Beginning with the first line, transcribe the entries below exactly through the line containing "Answer: y = 0.002", inclusive.

>>>>>
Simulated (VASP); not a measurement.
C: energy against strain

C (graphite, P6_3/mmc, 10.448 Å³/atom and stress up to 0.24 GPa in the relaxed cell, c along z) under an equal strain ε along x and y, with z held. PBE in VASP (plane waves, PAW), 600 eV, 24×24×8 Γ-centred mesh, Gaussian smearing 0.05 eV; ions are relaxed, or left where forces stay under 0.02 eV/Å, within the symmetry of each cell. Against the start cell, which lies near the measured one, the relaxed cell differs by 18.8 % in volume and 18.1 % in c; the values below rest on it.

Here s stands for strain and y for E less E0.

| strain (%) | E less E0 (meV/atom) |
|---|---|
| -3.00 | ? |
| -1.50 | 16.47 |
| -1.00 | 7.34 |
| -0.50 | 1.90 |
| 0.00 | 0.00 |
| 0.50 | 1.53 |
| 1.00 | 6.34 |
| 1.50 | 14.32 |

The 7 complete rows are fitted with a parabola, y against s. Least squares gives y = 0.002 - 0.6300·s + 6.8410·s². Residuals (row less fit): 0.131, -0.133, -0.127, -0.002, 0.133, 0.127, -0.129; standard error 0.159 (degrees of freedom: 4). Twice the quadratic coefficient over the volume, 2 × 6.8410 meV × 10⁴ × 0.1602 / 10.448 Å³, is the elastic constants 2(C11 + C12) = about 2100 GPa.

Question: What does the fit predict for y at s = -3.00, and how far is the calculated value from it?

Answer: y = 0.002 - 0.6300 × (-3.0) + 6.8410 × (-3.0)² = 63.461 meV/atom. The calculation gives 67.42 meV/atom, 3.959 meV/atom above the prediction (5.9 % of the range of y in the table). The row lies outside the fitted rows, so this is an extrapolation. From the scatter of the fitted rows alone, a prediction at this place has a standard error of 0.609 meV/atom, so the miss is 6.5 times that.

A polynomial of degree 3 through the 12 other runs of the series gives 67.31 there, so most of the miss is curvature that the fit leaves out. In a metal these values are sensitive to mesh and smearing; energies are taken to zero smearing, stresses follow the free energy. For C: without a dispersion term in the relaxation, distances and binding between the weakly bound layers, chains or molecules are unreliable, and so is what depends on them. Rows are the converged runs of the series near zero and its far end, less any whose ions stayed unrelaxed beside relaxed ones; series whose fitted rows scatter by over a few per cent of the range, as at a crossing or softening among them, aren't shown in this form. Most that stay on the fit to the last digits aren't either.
<<<<<

(TASK RESULT)
Simulated (VASP); not a measurement.
C: energy against strain

C (graphite, P6_3/mmc, 10.448 Å³/atom and stress up to 0.24 GPa in the relaxed cell, c along z) under an equal strain ε along x and y, with z held. PBE in VASP (plane waves, PAW), 600 eV, 24×24×8 Γ-centred mesh, Gaussian smearing 0.05 eV; ions are relaxed, or left where forces stay under 0.02 eV/Å, within the symmetry of each cell. Against the start cell, which lies near the measured one, the relaxed cell differs by 18.8 % in volume and 18.1 % in c; the values below rest on it.

Here s stands for strain and y for E less E0.

| strain (%) | E less E0 (meV/atom) |
|---|---|
| -3.00 | ? |
| -1.50 | 16.47 |
| -1.00 | 7.34 |
| -0.50 | 1.90 |
| 0.00 | 0.00 |
| 0.50 | 1.53 |
| 1.00 | 6.34 |
| 1.50 | 14.32 |

The 7 complete rows are fitted with a parabola, y against s. Least squares gives y = 0.002 - 0.6300·s + 6.8410·s². Residuals (row less fit): 0.131, -0.133, -0.127, -0.002, 0.133, 0.127, -0.129; standard error 0.159 (degrees of freedom: 4). Twice the quadratic coefficient over the volume, 2 × 6.8410 meV × 10⁴ × 0.1602 / 10.448 Å³, is the elastic constants 2(C11 + C12) = about 2100 GPa.

Question: What does the fit predict for y at s = -3.00, and how far is the calculated value from it?

Answer: y = 0.002 - 0.6300 × (-3.0) + 6.8410 × (-3.0)² = 63.461 meV/atom. The calculation gives 67.42 meV/atom, 3.959 meV/atom above the prediction (5.9 % of the range of y in the table). The row lies outside the fitted rows, so this is an extrapolation. From the scatter of the fitted rows alone, a prediction at this place has a standard error of 0.609 meV/atom, so the miss is 6.5 times that.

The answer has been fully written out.